BEGIN GIVEN INFORMATION
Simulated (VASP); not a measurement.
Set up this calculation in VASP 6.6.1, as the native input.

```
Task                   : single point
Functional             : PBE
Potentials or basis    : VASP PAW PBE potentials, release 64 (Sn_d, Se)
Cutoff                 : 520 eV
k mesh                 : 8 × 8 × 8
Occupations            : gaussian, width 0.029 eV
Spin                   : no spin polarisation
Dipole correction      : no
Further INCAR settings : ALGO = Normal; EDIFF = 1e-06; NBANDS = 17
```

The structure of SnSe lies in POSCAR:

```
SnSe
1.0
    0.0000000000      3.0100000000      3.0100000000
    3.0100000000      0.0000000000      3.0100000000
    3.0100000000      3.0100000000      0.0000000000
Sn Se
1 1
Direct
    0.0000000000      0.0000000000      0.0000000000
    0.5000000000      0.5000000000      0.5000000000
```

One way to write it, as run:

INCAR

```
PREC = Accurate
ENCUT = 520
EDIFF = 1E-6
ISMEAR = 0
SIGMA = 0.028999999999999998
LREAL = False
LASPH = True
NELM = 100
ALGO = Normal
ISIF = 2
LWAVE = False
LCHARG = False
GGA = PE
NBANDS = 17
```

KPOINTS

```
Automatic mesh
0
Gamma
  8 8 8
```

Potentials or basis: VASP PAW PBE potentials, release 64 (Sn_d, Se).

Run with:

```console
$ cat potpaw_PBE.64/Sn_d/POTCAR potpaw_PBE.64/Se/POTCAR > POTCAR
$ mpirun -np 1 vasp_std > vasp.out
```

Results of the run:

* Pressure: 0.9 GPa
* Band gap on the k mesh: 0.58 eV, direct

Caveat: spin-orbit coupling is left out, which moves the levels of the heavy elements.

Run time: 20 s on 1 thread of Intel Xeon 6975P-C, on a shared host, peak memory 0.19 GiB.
END GIVEN INFORMATION

◆ WORK ITEM
Each line from the first line of the listing through the line containing "Caveat: spin-orbit coupling" must be set down exactly; no other line belongs in the answer.

◆ RESPONSE
Simulated (VASP); not a measurement.
Set up this calculation in VASP 6.6.1, as the native input.

```
Task                   : single point
Functional             : PBE
Potentials or basis    : VASP PAW PBE potentials, release 64 (Sn_d, Se)
Cutoff                 : 520 eV
k mesh                 : 8 × 8 × 8
Occupations            : gaussian, width 0.029 eV
Spin                   : no spin polarisation
Dipole correction      : no
Further INCAR settings : ALGO = Normal; EDIFF = 1e-06; NBANDS = 17
```

The structure of SnSe lies in POSCAR:

```
SnSe
1.0
    0.0000000000      3.0100000000      3.0100000000
    3.0100000000      0.0000000000      3.0100000000
    3.0100000000      3.0100000000      0.0000000000
Sn Se
1 1
Direct
    0.0000000000      0.0000000000      0.0000000000
    0.5000000000      0.5000000000      0.5000000000
```

One way to write it, as run:

INCAR

```
PREC = Accurate
ENCUT = 520
EDIFF = 1E-6
ISMEAR = 0
SIGMA = 0.028999999999999998
LREAL = False
LASPH = True
NELM = 100
ALGO = Normal
ISIF = 2
LWAVE = False
LCHARG = False
GGA = PE
NBANDS = 17
```

KPOINTS

```
Automatic mesh
0
Gamma
  8 8 8
```

Potentials or basis: VASP PAW PBE potentials, release 64 (Sn_d, Se).

Run with:

```console
$ cat potpaw_PBE.64/Sn_d/POTCAR potpaw_PBE.64/Se/POTCAR > POTCAR
$ mpirun -np 1 vasp_std > vasp.out
```

Results of the run:

* Pressure: 0.9 GPa
* Band gap on the k mesh: 0.58 eV, direct

Caveat: spin-orbit coupling is left out, which moves the levels of the heavy elements.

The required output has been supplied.